------

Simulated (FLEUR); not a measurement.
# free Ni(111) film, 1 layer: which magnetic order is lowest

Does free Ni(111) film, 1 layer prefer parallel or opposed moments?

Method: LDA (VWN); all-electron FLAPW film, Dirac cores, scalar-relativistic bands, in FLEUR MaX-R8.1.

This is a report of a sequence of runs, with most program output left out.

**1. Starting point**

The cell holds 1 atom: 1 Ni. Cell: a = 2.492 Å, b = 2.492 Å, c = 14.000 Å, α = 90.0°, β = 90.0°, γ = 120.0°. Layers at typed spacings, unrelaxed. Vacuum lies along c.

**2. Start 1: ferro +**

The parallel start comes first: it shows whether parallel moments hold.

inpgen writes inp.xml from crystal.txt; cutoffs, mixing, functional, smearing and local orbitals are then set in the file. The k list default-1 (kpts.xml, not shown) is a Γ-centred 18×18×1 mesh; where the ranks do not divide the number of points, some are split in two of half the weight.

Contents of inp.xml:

------

Looking back over the data above, restate word for word the lines that begin at the line with "Method: LDA (VWN);" and end at the line with "inpgen writes inp.xml", inclusive.

## Exercise answer
Method: LDA (VWN); all-electron FLAPW film, Dirac cores, scalar-relativistic bands, in FLEUR MaX-R8.1.

This is a report of a sequence of runs, with most program output left out.

**1. Starting point**

The cell holds 1 atom: 1 Ni. Cell: a = 2.492 Å, b = 2.492 Å, c = 14.000 Å, α = 90.0°, β = 90.0°, γ = 120.0°. Layers at typed spacings, unrelaxed. Vacuum lies along c.

**2. Start 1: ferro +**

The parallel start comes first: it shows whether parallel moments hold.

inpgen writes inp.xml from crystal.txt; cutoffs, mixing, functional, smearing and local orbitals are then set in the file. The k list default-1 (kpts.xml, not shown) is a Γ-centred 18×18×1 mesh; where the ranks do not divide the number of points, some are split in two of half the weight.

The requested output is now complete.